# [Activity]
Produce a word-for-word copy of the data below.

# [Provided material]
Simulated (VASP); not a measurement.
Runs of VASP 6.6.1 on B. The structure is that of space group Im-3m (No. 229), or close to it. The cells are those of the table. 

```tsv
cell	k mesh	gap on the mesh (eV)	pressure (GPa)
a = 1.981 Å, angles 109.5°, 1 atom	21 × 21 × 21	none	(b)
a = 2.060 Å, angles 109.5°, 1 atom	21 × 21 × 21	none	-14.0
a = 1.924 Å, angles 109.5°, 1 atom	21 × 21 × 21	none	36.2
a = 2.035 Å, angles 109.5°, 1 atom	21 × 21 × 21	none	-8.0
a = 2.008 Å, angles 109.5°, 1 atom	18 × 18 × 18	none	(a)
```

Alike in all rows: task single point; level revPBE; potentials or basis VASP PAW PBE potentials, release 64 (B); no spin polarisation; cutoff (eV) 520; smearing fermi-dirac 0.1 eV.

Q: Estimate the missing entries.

# [Answer section]
Simulated (VASP); not a measurement.
Runs of VASP 6.6.1 on B. The structure is that of space group Im-3m (No. 229), or close to it. The cells are those of the table. 

```tsv
cell	k mesh	gap on the mesh (eV)	pressure (GPa)
a = 1.981 Å, angles 109.5°, 1 atom	21 × 21 × 21	none	(b)
a = 2.060 Å, angles 109.5°, 1 atom	21 × 21 × 21	none	-14.0
a = 1.924 Å, angles 109.5°, 1 atom	21 × 21 × 21	none	36.2
a = 2.035 Å, angles 109.5°, 1 atom	21 × 21 × 21	none	-8.0
a = 2.008 Å, angles 109.5°, 1 atom	18 × 18 × 18	none	(a)
```

Alike in all rows: task single point; level revPBE; potentials or basis VASP PAW PBE potentials, release 64 (B); no spin polarisation; cutoff (eV) 520; smearing fermi-dirac 0.1 eV.

Q: Estimate the missing entries.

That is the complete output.